• _SOURCE INFORMATION_
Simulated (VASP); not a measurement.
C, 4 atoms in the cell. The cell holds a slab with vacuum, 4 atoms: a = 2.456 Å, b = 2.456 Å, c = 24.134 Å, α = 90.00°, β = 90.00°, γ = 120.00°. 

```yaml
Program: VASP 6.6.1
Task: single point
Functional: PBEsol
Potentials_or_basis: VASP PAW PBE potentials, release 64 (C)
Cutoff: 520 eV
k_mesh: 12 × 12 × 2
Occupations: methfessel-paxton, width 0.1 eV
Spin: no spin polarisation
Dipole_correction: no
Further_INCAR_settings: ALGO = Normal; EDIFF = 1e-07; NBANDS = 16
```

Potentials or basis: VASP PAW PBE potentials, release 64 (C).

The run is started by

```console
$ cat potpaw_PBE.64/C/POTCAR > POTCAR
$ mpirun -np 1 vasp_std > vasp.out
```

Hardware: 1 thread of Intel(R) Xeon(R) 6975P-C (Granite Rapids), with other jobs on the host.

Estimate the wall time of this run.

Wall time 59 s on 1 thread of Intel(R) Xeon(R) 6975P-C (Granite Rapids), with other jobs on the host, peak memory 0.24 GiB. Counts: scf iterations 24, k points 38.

• _WORK INSTRUCTION_
Exact transcription of the records is all that is wanted.

• _YOUR SOLUTION_
Simulated (VASP); not a measurement.
C, 4 atoms in the cell. The cell holds a slab with vacuum, 4 atoms: a = 2.456 Å, b = 2.456 Å, c = 24.134 Å, α = 90.00°, β = 90.00°, γ = 120.00°. 

```yaml
Program: VASP 6.6.1
Task: single point
Functional: PBEsol
Potentials_or_basis: VASP PAW PBE potentials, release 64 (C)
Cutoff: 520 eV
k_mesh: 12 × 12 × 2
Occupations: methfessel-paxton, width 0.1 eV
Spin: no spin polarisation
Dipole_correction: no
Further_INCAR_settings: ALGO = Normal; EDIFF = 1e-07; NBANDS = 16
```

Potentials or basis: VASP PAW PBE potentials, release 64 (C).

The run is started by

```console
$ cat potpaw_PBE.64/C/POTCAR > POTCAR
$ mpirun -np 1 vasp_std > vasp.out
```

Hardware: 1 thread of Intel(R) Xeon(R) 6975P-C (Granite Rapids), with other jobs on the host.

Estimate the wall time of this run.

Wall time 59 s on 1 thread of Intel(R) Xeon(R) 6975P-C (Granite Rapids), with other jobs on the host, peak memory 0.24 GiB. Counts: scf iterations 24, k points 38.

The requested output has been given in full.